^^^^^^^^^^^^^^^^
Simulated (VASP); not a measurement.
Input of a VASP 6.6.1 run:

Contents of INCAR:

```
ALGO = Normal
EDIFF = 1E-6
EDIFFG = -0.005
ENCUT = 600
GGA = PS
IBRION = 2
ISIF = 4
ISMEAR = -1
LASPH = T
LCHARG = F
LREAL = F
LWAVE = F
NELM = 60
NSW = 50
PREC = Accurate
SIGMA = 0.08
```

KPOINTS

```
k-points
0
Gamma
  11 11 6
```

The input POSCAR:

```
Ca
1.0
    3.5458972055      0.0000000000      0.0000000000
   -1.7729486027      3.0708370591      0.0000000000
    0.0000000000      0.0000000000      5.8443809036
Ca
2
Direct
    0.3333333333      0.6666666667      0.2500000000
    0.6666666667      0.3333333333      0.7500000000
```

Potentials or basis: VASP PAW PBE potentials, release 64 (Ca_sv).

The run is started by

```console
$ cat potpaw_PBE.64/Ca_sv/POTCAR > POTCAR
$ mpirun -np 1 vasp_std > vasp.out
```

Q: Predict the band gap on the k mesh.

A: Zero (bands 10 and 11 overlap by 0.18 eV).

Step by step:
^^^^^^^^^^^^^^^^

→ Work order: Exact copies of all the records are to be printed.

→ Reply:
Simulated (VASP); not a measurement.
Input of a VASP 6.6.1 run:

Contents of INCAR:

```
ALGO = Normal
EDIFF = 1E-6
EDIFFG = -0.005
ENCUT = 600
GGA = PS
IBRION = 2
ISIF = 4
ISMEAR = -1
LASPH = T
LCHARG = F
LREAL = F
LWAVE = F
NELM = 60
NSW = 50
PREC = Accurate
SIGMA = 0.08
```

KPOINTS

```
k-points
0
Gamma
  11 11 6
```

The input POSCAR:

```
Ca
1.0
    3.5458972055      0.0000000000      0.0000000000
   -1.7729486027      3.0708370591      0.0000000000
    0.0000000000      0.0000000000      5.8443809036
Ca
2
Direct
    0.3333333333      0.6666666667      0.2500000000
    0.6666666667      0.3333333333      0.7500000000
```

Potentials or basis: VASP PAW PBE potentials, release 64 (Ca_sv).

The run is started by

```console
$ cat potpaw_PBE.64/Ca_sv/POTCAR > POTCAR
$ mpirun -np 1 vasp_std > vasp.out
```

Q: Predict the band gap on the k mesh.

A: Zero (bands 10 and 11 overlap by 0.18 eV).

Step by step:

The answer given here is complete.